• [REQUIRED ACTION]:
Starting at the top of the entries below, set down every line exactly, please, until you reach the line with "Its results: band", which is included too.

• [INFORMATION PROVIDED]:
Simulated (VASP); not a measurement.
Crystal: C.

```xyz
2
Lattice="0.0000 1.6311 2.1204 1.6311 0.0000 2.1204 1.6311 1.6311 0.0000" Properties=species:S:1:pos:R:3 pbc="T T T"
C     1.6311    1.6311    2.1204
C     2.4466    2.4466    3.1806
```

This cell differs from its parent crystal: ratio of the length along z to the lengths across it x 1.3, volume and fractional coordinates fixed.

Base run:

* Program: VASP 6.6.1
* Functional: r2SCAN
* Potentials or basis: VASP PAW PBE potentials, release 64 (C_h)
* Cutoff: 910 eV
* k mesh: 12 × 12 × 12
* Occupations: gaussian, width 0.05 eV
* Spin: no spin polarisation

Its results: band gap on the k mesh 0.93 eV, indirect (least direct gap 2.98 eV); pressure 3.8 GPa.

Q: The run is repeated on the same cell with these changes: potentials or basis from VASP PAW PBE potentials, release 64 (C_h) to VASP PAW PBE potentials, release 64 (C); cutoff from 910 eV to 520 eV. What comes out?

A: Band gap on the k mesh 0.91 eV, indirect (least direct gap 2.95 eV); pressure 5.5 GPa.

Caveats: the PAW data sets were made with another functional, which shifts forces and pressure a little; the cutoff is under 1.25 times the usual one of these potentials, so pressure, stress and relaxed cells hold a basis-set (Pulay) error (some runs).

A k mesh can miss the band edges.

• [ANSWER AREA]:
Simulated (VASP); not a measurement.
Crystal: C.

```xyz
2
Lattice="0.0000 1.6311 2.1204 1.6311 0.0000 2.1204 1.6311 1.6311 0.0000" Properties=species:S:1:pos:R:3 pbc="T T T"
C     1.6311    1.6311    2.1204
C     2.4466    2.4466    3.1806
```

This cell differs from its parent crystal: ratio of the length along z to the lengths across it x 1.3, volume and fractional coordinates fixed.

Base run:

* Program: VASP 6.6.1
* Functional: r2SCAN
* Potentials or basis: VASP PAW PBE potentials, release 64 (C_h)
* Cutoff: 910 eV
* k mesh: 12 × 12 × 12
* Occupations: gaussian, width 0.05 eV
* Spin: no spin polarisation

Its results: band gap on the k mesh 0.93 eV, indirect (least direct gap 2.98 eV); pressure 3.8 GPa.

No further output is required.